Start of Block

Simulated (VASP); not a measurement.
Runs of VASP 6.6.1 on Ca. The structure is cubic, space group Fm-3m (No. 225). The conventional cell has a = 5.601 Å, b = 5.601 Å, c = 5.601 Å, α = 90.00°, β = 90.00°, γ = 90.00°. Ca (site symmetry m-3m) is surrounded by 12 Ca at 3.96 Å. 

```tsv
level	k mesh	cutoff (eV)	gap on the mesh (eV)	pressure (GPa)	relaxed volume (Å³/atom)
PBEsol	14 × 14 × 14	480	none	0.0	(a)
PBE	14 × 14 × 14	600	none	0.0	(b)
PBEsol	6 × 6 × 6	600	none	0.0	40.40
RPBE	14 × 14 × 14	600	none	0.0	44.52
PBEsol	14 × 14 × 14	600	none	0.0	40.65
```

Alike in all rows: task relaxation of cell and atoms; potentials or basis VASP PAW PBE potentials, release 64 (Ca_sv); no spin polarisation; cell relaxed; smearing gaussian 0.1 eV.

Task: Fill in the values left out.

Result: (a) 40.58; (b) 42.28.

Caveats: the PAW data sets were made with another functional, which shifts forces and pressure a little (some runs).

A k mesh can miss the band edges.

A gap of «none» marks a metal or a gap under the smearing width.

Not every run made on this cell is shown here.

End of Block

• [Required action] Everything from the first line of the records through the line holding "Alike in all" is to be transcribed exactly; leave out all other lines.

• [Task answer]
Simulated (VASP); not a measurement.
Runs of VASP 6.6.1 on Ca. The structure is cubic, space group Fm-3m (No. 225). The conventional cell has a = 5.601 Å, b = 5.601 Å, c = 5.601 Å, α = 90.00°, β = 90.00°, γ = 90.00°. Ca (site symmetry m-3m) is surrounded by 12 Ca at 3.96 Å. 

```tsv
level	k mesh	cutoff (eV)	gap on the mesh (eV)	pressure (GPa)	relaxed volume (Å³/atom)
PBEsol	14 × 14 × 14	480	none	0.0	(a)
PBE	14 × 14 × 14	600	none	0.0	(b)
PBEsol	6 × 6 × 6	600	none	0.0	40.40
RPBE	14 × 14 × 14	600	none	0.0	44.52
PBEsol	14 × 14 × 14	600	none	0.0	40.65
```

Alike in all rows: task relaxation of cell and atoms; potentials or basis VASP PAW PBE potentials, release 64 (Ca_sv); no spin polarisation; cell relaxed; smearing gaussian 0.1 eV.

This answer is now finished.